*** Opening of Data under study ***

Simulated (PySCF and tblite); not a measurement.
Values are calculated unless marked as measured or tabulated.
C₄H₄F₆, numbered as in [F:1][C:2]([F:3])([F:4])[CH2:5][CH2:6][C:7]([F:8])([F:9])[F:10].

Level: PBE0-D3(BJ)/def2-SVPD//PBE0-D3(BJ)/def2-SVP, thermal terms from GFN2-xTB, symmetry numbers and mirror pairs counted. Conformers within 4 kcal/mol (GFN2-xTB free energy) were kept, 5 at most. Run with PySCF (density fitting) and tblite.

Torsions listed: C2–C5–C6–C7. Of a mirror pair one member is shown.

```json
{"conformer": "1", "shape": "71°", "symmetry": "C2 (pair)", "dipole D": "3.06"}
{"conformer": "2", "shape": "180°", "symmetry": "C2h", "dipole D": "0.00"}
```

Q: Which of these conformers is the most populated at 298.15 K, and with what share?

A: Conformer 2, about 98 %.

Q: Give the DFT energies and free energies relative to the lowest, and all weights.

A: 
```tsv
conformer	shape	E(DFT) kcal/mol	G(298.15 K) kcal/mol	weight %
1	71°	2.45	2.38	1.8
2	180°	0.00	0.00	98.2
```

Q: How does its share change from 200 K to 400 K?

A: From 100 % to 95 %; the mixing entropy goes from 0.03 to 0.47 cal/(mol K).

*** Close of Data under study ***

Assignment:
From the very first line of the data through the line with "C₄H₄F₆, numbered as" in it, please reproduce each line exactly and output nothing more.

Response area:
Simulated (PySCF and tblite); not a measurement.
Values are calculated unless marked as measured or tabulated.
C₄H₄F₆, numbered as in [F:1][C:2]([F:3])([F:4])[CH2:5][CH2:6][C:7]([F:8])([F:9])[F:10].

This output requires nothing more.